[Data under study Boundary: Start]

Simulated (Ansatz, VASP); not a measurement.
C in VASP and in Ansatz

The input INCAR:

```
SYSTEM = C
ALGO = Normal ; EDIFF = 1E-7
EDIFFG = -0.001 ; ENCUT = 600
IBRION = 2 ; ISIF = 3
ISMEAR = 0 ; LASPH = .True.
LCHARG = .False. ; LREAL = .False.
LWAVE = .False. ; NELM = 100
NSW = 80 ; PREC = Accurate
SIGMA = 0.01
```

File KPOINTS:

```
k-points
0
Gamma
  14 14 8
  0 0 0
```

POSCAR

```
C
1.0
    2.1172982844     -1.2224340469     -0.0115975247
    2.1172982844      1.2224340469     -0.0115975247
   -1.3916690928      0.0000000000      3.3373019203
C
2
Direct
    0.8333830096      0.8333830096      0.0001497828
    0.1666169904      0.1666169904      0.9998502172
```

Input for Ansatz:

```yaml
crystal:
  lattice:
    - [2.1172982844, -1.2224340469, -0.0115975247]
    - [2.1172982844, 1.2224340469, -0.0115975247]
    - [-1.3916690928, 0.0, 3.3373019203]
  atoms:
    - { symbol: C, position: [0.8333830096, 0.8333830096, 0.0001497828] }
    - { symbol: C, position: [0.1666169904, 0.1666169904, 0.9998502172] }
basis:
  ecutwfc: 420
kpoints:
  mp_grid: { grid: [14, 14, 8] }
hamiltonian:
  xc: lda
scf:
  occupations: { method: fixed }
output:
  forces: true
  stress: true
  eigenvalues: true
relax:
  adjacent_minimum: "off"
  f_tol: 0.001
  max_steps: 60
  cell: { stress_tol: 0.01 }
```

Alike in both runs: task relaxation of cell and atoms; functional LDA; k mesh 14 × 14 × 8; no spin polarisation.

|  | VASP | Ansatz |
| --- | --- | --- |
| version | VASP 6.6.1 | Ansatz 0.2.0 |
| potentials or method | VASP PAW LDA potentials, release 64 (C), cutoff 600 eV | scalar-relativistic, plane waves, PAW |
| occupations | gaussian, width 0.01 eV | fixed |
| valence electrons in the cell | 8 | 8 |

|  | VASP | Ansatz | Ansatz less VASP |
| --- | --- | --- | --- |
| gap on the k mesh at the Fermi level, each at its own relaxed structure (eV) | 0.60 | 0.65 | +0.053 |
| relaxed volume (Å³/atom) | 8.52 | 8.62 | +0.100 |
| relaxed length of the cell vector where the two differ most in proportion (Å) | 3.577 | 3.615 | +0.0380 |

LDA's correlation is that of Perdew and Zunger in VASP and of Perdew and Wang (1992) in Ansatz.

[Data under study Boundary: End]

:: Required action ::
Using the entries above, return exactly the lines from the line with "Ansatz 0.2.0 |" to the line with "3.615 | +0.0380 |", counting both of those lines.

:: Written solution ::
| version | VASP 6.6.1 | Ansatz 0.2.0 |
| potentials or method | VASP PAW LDA potentials, release 64 (C), cutoff 600 eV | scalar-relativistic, plane waves, PAW |
| occupations | gaussian, width 0.01 eV | fixed |
| valence electrons in the cell | 8 | 8 |

|  | VASP | Ansatz | Ansatz less VASP |
| --- | --- | --- | --- |
| gap on the k mesh at the Fermi level, each at its own relaxed structure (eV) | 0.60 | 0.65 | +0.053 |
| relaxed volume (Å³/atom) | 8.52 | 8.62 | +0.100 |
| relaxed length of the cell vector where the two differ most in proportion (Å) | 3.577 | 3.615 | +0.0380 |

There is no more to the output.